━━━ SUPPLIED DATA
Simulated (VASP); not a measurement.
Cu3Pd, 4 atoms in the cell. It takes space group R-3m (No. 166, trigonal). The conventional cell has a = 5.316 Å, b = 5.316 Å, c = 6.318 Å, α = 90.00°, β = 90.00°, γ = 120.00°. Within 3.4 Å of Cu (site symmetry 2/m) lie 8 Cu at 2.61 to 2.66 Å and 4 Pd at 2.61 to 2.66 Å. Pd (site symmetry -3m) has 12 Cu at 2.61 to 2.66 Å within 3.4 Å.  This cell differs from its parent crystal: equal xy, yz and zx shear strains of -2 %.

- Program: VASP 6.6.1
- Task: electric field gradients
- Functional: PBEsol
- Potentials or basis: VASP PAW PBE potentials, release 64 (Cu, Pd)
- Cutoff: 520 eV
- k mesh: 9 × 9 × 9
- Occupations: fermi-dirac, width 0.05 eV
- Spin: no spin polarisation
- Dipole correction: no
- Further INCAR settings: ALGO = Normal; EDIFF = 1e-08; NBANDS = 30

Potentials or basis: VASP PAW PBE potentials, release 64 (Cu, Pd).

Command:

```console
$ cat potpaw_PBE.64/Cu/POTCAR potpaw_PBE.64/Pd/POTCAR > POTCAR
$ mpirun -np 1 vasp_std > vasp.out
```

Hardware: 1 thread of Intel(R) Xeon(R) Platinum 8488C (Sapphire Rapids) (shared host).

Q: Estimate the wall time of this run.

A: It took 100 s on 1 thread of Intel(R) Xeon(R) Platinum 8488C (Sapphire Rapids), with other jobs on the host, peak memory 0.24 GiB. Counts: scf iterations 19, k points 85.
━━━━━━

Take the records above and return, word for word, only the lines that fall from the line with "Hardware: 1 thread" to the line with "Q: Estimate the wall time of this run.", both of them included.

[TASK ANSWER]
Hardware: 1 thread of Intel(R) Xeon(R) Platinum 8488C (Sapphire Rapids) (shared host).

Q: Estimate the wall time of this run.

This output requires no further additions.